BRIEF
Make a word-for-word copy of the entries below from their first line through the line with "A ball-and-stick model, seen at a tilt.", and add nothing.

INFORMATION SHOWN
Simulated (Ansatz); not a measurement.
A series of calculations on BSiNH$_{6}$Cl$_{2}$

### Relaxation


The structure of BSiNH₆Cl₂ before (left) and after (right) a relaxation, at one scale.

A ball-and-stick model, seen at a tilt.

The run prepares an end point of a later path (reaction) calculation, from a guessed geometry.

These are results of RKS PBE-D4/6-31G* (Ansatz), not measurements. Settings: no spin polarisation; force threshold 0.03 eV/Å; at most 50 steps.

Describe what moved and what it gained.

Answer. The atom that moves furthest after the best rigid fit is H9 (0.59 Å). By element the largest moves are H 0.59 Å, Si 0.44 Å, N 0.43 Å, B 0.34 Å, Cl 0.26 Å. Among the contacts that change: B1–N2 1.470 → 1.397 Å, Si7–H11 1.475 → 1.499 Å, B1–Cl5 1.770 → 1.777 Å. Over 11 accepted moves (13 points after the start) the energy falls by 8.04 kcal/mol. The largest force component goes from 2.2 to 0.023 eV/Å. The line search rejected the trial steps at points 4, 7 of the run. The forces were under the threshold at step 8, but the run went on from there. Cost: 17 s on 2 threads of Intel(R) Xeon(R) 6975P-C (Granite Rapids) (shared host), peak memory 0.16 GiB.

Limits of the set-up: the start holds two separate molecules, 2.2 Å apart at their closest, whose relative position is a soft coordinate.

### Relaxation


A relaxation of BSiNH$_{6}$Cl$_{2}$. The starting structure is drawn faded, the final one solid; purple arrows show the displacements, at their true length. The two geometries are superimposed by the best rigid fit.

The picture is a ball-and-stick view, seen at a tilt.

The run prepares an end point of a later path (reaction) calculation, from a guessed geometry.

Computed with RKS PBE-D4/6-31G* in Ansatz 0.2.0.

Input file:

WRITTEN SOLUTION
Simulated (Ansatz); not a measurement.
A series of calculations on BSiNH$_{6}$Cl$_{2}$

### Relaxation


The structure of BSiNH₆Cl₂ before (left) and after (right) a relaxation, at one scale.

A ball-and-stick model, seen at a tilt.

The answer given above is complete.